Work order: Please write out the listing beneath this sentence exactly, from its first line to the line with "Gas-phase equilibrium of", and stop there.

Material supplied:
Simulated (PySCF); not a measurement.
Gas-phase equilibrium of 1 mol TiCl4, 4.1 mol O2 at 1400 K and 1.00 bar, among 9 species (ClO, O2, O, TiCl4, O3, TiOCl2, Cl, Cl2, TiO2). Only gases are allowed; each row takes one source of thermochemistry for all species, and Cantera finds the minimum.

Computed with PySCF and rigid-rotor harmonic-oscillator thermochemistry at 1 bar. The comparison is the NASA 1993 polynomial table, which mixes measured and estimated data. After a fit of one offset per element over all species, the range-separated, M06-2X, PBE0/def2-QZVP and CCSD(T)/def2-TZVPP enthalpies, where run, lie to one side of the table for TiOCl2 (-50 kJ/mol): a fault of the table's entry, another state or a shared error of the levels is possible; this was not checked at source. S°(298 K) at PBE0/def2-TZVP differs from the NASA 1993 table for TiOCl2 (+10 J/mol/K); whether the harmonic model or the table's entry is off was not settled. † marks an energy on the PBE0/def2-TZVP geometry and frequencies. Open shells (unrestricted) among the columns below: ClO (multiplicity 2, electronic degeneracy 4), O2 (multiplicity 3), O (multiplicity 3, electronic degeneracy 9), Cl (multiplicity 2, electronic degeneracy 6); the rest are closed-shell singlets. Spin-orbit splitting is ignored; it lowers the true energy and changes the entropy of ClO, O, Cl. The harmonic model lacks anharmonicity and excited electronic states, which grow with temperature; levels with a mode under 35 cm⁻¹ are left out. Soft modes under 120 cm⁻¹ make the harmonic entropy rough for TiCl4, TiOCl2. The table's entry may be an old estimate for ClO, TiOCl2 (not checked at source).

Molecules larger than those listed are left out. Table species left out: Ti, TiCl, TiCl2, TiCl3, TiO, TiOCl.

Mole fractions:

Response area:
Simulated (PySCF); not a measurement.
Gas-phase equilibrium of 1 mol TiCl4, 4.1 mol O2 at 1400 K and 1.00 bar, among 9 species (ClO, O2, O, TiCl4, O3, TiOCl2, Cl, Cl2, TiO2). Only gases are allowed; each row takes one source of thermochemistry for all species, and Cantera finds the minimum.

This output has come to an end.